Assignment :: Give back exactly the lines of the material below that start at the line containing "## Step 3: Ansatz: G0W0" and end at the line containing "Numbers of over", and no others.

◇ ◇ ◇ ◇

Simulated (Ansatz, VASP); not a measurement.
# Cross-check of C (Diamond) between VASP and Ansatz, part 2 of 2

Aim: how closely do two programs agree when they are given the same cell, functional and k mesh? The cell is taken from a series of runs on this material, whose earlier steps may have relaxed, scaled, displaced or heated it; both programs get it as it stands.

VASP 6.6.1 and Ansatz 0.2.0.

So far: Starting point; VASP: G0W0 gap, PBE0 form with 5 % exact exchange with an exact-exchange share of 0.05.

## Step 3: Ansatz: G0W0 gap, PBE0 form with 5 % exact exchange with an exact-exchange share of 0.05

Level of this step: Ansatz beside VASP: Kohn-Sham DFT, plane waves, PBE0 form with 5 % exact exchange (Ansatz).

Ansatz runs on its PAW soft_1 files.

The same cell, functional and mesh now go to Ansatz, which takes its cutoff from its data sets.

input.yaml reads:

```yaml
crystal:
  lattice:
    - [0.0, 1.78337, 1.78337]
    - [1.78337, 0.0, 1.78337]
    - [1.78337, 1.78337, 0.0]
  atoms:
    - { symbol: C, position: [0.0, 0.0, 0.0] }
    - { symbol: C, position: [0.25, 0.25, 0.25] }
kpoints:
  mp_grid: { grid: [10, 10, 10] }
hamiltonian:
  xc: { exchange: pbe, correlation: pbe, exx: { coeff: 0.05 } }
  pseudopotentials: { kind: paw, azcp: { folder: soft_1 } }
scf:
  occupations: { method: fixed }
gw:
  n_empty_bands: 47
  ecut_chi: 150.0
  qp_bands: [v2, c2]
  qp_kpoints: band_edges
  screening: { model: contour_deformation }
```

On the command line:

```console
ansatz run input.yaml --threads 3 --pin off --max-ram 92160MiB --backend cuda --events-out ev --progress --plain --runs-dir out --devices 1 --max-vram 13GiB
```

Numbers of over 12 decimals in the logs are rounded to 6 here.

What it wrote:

◇ ◇ ◇ ◇

Response box ::
## Step 3: Ansatz: G0W0 gap, PBE0 form with 5 % exact exchange with an exact-exchange share of 0.05

Level of this step: Ansatz beside VASP: Kohn-Sham DFT, plane waves, PBE0 form with 5 % exact exchange (Ansatz).

Ansatz runs on its PAW soft_1 files.

The same cell, functional and mesh now go to Ansatz, which takes its cutoff from its data sets.

input.yaml reads:

```yaml
crystal:
  lattice:
    - [0.0, 1.78337, 1.78337]
    - [1.78337, 0.0, 1.78337]
    - [1.78337, 1.78337, 0.0]
  atoms:
    - { symbol: C, position: [0.0, 0.0, 0.0] }
    - { symbol: C, position: [0.25, 0.25, 0.25] }
kpoints:
  mp_grid: { grid: [10, 10, 10] }
hamiltonian:
  xc: { exchange: pbe, correlation: pbe, exx: { coeff: 0.05 } }
  pseudopotentials: { kind: paw, azcp: { folder: soft_1 } }
scf:
  occupations: { method: fixed }
gw:
  n_empty_bands: 47
  ecut_chi: 150.0
  qp_bands: [v2, c2]
  qp_kpoints: band_edges
  screening: { model: contour_deformation }
```

On the command line:

```console
ansatz run input.yaml --threads 3 --pin off --max-ram 92160MiB --backend cuda --events-out ev --progress --plain --runs-dir out --devices 1 --max-vram 13GiB
```

Numbers of over 12 decimals in the logs are rounded to 6 here.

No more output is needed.